» **Assignment**: This exercise calls for an exact copy of the listing below.

[Start of Attachment]

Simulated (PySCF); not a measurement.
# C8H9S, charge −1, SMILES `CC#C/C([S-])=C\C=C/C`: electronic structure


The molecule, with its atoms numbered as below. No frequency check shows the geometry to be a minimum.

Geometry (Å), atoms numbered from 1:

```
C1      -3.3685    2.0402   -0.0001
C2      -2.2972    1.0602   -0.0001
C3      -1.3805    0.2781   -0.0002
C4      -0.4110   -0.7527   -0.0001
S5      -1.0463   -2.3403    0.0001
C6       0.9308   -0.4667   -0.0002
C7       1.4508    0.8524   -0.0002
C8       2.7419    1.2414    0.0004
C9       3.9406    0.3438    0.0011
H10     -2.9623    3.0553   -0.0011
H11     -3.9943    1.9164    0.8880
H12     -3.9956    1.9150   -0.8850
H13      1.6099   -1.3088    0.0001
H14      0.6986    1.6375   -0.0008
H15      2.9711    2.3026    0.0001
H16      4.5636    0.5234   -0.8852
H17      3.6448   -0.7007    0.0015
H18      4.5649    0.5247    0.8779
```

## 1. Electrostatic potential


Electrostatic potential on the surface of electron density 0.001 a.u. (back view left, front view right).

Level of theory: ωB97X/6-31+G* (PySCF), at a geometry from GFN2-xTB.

[End of Attachment]

» **Written solution**:
Simulated (PySCF); not a measurement.
# C8H9S, charge −1, SMILES `CC#C/C([S-])=C\C=C/C`: electronic structure


The molecule, with its atoms numbered as below. No frequency check shows the geometry to be a minimum.

Geometry (Å), atoms numbered from 1:

```
C1      -3.3685    2.0402   -0.0001
C2      -2.2972    1.0602   -0.0001
C3      -1.3805    0.2781   -0.0002
C4      -0.4110   -0.7527   -0.0001
S5      -1.0463   -2.3403    0.0001
C6       0.9308   -0.4667   -0.0002
C7       1.4508    0.8524   -0.0002
C8       2.7419    1.2414    0.0004
C9       3.9406    0.3438    0.0011
H10     -2.9623    3.0553   -0.0011
H11     -3.9943    1.9164    0.8880
H12     -3.9956    1.9150   -0.8850
H13      1.6099   -1.3088    0.0001
H14      0.6986    1.6375   -0.0008
H15      2.9711    2.3026    0.0001
H16      4.5636    0.5234   -0.8852
H17      3.6448   -0.7007    0.0015
H18      4.5649    0.5247    0.8779
```

## 1. Electrostatic potential


Electrostatic potential on the surface of electron density 0.001 a.u. (back view left, front view right).

Level of theory: ωB97X/6-31+G* (PySCF), at a geometry from GFN2-xTB.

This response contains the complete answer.